=== WORK INSTRUCTION ===
For this exercise, reproduce the entries below exactly, but only from the line containing "0.00 | 0.0 |" through the line containing "Question: What does", both included.

=== RECORDED INFORMATION ===
= = = = = = =

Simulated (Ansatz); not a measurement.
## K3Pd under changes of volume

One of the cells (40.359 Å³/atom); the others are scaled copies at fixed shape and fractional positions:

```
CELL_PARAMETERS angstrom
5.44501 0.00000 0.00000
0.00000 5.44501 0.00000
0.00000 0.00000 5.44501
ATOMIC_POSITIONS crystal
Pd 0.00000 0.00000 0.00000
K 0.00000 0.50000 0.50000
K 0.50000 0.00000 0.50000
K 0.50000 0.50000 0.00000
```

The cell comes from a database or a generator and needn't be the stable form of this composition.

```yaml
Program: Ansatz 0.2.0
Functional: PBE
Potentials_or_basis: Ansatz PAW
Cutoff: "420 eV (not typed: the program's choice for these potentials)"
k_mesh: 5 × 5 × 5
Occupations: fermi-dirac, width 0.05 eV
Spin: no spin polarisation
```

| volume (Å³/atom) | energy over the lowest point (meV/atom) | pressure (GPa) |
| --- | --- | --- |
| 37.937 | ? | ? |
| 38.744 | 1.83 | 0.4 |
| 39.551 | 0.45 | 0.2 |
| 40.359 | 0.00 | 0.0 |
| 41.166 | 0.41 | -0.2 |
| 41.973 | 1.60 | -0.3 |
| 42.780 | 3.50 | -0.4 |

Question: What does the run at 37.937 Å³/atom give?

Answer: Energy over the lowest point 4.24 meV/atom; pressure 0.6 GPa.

= = = = = = =

=== ANSWER SECTION ===
| 40.359 | 0.00 | 0.0 |
| 41.166 | 0.41 | -0.2 |
| 41.973 | 1.60 | -0.3 |
| 42.780 | 3.50 | -0.4 |

Question: What does the run at 37.937 Å³/atom give?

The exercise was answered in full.